--- ACTIVITY ---
Give back every entry below, unchanged.

******************************

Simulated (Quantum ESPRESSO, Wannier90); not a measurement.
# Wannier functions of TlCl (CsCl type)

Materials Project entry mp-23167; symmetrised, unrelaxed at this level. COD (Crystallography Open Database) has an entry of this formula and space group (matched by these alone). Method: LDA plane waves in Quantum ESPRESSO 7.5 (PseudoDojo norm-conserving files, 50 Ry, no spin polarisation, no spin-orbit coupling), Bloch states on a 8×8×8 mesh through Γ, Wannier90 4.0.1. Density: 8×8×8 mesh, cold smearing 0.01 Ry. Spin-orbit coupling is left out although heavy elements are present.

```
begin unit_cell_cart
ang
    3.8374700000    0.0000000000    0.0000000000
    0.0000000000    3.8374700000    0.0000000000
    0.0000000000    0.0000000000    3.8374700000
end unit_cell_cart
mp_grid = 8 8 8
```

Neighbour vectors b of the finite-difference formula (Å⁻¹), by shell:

******************************

--- EXERCISE RESULT ---
Simulated (Quantum ESPRESSO, Wannier90); not a measurement.
# Wannier functions of TlCl (CsCl type)

Materials Project entry mp-23167; symmetrised, unrelaxed at this level. COD (Crystallography Open Database) has an entry of this formula and space group (matched by these alone). Method: LDA plane waves in Quantum ESPRESSO 7.5 (PseudoDojo norm-conserving files, 50 Ry, no spin polarisation, no spin-orbit coupling), Bloch states on a 8×8×8 mesh through Γ, Wannier90 4.0.1. Density: 8×8×8 mesh, cold smearing 0.01 Ry. Spin-orbit coupling is left out although heavy elements are present.

```
begin unit_cell_cart
ang
    3.8374700000    0.0000000000    0.0000000000
    0.0000000000    3.8374700000    0.0000000000
    0.0000000000    0.0000000000    3.8374700000
end unit_cell_cart
mp_grid = 8 8 8
```

Neighbour vectors b of the finite-difference formula (Å⁻¹), by shell:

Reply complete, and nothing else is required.